**Exercise data**
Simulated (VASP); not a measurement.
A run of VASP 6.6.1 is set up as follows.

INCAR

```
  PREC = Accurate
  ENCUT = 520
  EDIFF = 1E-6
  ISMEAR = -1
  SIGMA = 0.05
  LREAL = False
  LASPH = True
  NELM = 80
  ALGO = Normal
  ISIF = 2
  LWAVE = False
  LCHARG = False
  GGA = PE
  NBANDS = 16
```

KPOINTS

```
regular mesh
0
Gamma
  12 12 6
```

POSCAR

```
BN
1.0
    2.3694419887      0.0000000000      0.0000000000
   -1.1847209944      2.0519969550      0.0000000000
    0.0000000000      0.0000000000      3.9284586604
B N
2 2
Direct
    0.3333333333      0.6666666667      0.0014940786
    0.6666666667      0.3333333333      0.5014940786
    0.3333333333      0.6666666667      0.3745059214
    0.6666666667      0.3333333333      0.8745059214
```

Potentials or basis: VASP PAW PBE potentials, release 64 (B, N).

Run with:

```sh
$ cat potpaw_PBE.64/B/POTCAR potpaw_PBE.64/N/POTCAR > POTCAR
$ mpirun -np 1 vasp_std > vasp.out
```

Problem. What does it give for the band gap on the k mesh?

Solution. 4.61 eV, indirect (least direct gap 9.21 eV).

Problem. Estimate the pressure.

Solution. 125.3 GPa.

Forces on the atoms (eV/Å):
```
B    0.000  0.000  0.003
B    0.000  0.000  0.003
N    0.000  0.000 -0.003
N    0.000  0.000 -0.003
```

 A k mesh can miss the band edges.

**Task item**
All records are to be retyped precisely.

**Answer box**
Simulated (VASP); not a measurement.
A run of VASP 6.6.1 is set up as follows.

INCAR

```
  PREC = Accurate
  ENCUT = 520
  EDIFF = 1E-6
  ISMEAR = -1
  SIGMA = 0.05
  LREAL = False
  LASPH = True
  NELM = 80
  ALGO = Normal
  ISIF = 2
  LWAVE = False
  LCHARG = False
  GGA = PE
  NBANDS = 16
```

KPOINTS

```
regular mesh
0
Gamma
  12 12 6
```

POSCAR

```
BN
1.0
    2.3694419887      0.0000000000      0.0000000000
   -1.1847209944      2.0519969550      0.0000000000
    0.0000000000      0.0000000000      3.9284586604
B N
2 2
Direct
    0.3333333333      0.6666666667      0.0014940786
    0.6666666667      0.3333333333      0.5014940786
    0.3333333333      0.6666666667      0.3745059214
    0.6666666667      0.3333333333      0.8745059214
```

Potentials or basis: VASP PAW PBE potentials, release 64 (B, N).

Run with:

```sh
$ cat potpaw_PBE.64/B/POTCAR potpaw_PBE.64/N/POTCAR > POTCAR
$ mpirun -np 1 vasp_std > vasp.out
```

Problem. What does it give for the band gap on the k mesh?

Solution. 4.61 eV, indirect (least direct gap 9.21 eV).

Problem. Estimate the pressure.

Solution. 125.3 GPa.

Forces on the atoms (eV/Å):
```
B    0.000  0.000  0.003
B    0.000  0.000  0.003
N    0.000  0.000 -0.003
N    0.000  0.000 -0.003
```

 A k mesh can miss the band edges.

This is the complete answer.